Available data:
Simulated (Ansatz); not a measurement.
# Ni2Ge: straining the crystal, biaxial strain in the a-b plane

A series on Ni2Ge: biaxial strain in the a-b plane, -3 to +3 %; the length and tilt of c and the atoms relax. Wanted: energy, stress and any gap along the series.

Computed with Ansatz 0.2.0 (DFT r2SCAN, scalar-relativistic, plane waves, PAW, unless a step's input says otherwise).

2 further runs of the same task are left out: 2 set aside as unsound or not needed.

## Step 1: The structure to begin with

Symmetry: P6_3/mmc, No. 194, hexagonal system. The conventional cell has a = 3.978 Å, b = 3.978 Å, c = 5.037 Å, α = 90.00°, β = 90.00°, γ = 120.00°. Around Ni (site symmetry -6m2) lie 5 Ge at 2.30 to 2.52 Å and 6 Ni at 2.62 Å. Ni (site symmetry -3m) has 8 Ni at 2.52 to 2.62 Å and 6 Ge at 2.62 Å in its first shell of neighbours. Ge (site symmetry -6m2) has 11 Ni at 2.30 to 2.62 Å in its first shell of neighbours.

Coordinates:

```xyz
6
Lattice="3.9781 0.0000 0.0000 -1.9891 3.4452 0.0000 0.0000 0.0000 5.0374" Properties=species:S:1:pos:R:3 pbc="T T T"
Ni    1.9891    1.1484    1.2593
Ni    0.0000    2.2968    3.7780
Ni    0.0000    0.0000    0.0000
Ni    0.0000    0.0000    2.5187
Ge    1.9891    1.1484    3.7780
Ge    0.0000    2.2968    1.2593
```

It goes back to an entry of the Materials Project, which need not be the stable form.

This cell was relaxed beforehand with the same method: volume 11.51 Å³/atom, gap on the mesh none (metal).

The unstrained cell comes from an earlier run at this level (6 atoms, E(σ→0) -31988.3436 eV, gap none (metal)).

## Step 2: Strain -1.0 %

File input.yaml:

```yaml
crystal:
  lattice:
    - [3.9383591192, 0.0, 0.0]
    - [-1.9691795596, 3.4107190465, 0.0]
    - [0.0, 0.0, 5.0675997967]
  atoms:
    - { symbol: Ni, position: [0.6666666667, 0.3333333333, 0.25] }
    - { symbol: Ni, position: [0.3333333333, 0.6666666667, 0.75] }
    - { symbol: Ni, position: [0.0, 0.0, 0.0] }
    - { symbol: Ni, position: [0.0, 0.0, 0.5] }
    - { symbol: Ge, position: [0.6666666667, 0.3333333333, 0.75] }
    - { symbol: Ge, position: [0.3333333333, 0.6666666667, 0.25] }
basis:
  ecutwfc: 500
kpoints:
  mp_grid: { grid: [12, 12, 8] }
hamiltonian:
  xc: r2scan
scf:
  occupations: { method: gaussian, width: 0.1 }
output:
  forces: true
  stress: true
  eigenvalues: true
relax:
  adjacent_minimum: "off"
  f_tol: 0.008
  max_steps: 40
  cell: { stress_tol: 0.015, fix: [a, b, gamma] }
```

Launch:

Task item:
Take the lines from the first line of the listing up to and including the line with "2 further runs" and give them again exactly.

Written solution:
Simulated (Ansatz); not a measurement.
# Ni2Ge: straining the crystal, biaxial strain in the a-b plane

A series on Ni2Ge: biaxial strain in the a-b plane, -3 to +3 %; the length and tilt of c and the atoms relax. Wanted: energy, stress and any gap along the series.

Computed with Ansatz 0.2.0 (DFT r2SCAN, scalar-relativistic, plane waves, PAW, unless a step's input says otherwise).

2 further runs of the same task are left out: 2 set aside as unsound or not needed.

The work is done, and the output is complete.